--- Data shown ---
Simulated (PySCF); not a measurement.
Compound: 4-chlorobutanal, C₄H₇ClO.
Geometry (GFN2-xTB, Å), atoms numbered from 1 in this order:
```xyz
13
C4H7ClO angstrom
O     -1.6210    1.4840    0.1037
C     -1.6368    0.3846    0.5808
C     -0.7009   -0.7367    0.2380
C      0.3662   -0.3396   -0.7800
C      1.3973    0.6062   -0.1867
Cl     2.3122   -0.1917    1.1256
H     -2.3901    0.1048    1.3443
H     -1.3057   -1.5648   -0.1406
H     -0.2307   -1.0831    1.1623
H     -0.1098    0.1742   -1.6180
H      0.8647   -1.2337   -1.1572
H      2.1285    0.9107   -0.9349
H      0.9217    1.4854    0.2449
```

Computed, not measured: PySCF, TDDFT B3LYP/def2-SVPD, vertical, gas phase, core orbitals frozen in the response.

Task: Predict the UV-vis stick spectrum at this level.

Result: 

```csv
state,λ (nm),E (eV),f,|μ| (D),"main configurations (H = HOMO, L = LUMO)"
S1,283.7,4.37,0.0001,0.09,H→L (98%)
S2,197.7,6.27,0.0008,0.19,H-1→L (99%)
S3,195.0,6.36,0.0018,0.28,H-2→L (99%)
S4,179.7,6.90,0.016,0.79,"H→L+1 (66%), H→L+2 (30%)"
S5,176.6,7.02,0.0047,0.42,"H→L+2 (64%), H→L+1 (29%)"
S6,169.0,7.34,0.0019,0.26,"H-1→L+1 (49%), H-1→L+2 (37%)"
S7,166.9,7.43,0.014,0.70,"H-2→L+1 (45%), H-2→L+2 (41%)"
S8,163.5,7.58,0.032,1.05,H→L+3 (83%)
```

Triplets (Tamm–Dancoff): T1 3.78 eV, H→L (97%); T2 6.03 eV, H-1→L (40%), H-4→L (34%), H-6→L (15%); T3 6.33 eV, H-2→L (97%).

--- Work request ---
Retype exactly the lines from the start of the entries through the one with "Task: Predict the"; include both ends.

--- Exercise response ---
Simulated (PySCF); not a measurement.
Compound: 4-chlorobutanal, C₄H₇ClO.
Geometry (GFN2-xTB, Å), atoms numbered from 1 in this order:
```xyz
13
C4H7ClO angstrom
O     -1.6210    1.4840    0.1037
C     -1.6368    0.3846    0.5808
C     -0.7009   -0.7367    0.2380
C      0.3662   -0.3396   -0.7800
C      1.3973    0.6062   -0.1867
Cl     2.3122   -0.1917    1.1256
H     -2.3901    0.1048    1.3443
H     -1.3057   -1.5648   -0.1406
H     -0.2307   -1.0831    1.1623
H     -0.1098    0.1742   -1.6180
H      0.8647   -1.2337   -1.1572
H      2.1285    0.9107   -0.9349
H      0.9217    1.4854    0.2449
```

Computed, not measured: PySCF, TDDFT B3LYP/def2-SVPD, vertical, gas phase, core orbitals frozen in the response.

Task: Predict the UV-vis stick spectrum at this level.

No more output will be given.